# [Required action]
Word for word, return the lines from the top of the listing to the line containing "- solvation energy, GFN2-xTB/ALPB(water): -0.4", both ends included, and no others.

*****

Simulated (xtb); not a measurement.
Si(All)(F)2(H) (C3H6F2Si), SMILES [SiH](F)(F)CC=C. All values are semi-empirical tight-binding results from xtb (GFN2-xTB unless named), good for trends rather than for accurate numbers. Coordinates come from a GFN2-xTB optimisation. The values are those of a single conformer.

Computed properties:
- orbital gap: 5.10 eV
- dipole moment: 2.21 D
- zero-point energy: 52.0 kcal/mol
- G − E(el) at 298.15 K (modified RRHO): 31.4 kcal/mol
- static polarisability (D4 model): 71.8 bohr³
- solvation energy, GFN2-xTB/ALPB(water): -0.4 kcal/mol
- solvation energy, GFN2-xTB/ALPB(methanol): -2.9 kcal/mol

*****

# [Worked solution]
Simulated (xtb); not a measurement.
Si(All)(F)2(H) (C3H6F2Si), SMILES [SiH](F)(F)CC=C. All values are semi-empirical tight-binding results from xtb (GFN2-xTB unless named), good for trends rather than for accurate numbers. Coordinates come from a GFN2-xTB optimisation. The values are those of a single conformer.

Computed properties:
- orbital gap: 5.10 eV
- dipole moment: 2.21 D
- zero-point energy: 52.0 kcal/mol
- G − E(el) at 298.15 K (modified RRHO): 31.4 kcal/mol
- static polarisability (D4 model): 71.8 bohr³
- solvation energy, GFN2-xTB/ALPB(water): -0.4 kcal/mol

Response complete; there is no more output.